• [Work request] Word for word, transcribe the data below.

• [Dataset entries]
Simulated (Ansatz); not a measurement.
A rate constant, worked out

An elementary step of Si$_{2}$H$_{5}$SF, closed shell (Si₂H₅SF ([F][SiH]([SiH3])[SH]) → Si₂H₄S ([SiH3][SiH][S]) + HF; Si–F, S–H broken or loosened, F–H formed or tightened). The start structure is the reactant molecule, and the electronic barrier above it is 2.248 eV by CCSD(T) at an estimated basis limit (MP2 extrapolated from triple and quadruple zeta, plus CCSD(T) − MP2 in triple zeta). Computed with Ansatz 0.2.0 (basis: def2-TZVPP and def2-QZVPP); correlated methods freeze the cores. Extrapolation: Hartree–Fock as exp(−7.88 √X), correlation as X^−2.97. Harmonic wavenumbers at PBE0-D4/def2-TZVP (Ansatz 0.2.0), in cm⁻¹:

• [Answer section]
Simulated (Ansatz); not a measurement.
A rate constant, worked out

An elementary step of Si$_{2}$H$_{5}$SF, closed shell (Si₂H₅SF ([F][SiH]([SiH3])[SH]) → Si₂H₄S ([SiH3][SiH][S]) + HF; Si–F, S–H broken or loosened, F–H formed or tightened). The start structure is the reactant molecule, and the electronic barrier above it is 2.248 eV by CCSD(T) at an estimated basis limit (MP2 extrapolated from triple and quadruple zeta, plus CCSD(T) − MP2 in triple zeta). Computed with Ansatz 0.2.0 (basis: def2-TZVPP and def2-QZVPP); correlated methods freeze the cores. Extrapolation: Hartree–Fock as exp(−7.88 √X), correlation as X^−2.97. Harmonic wavenumbers at PBE0-D4/def2-TZVP (Ansatz 0.2.0), in cm⁻¹:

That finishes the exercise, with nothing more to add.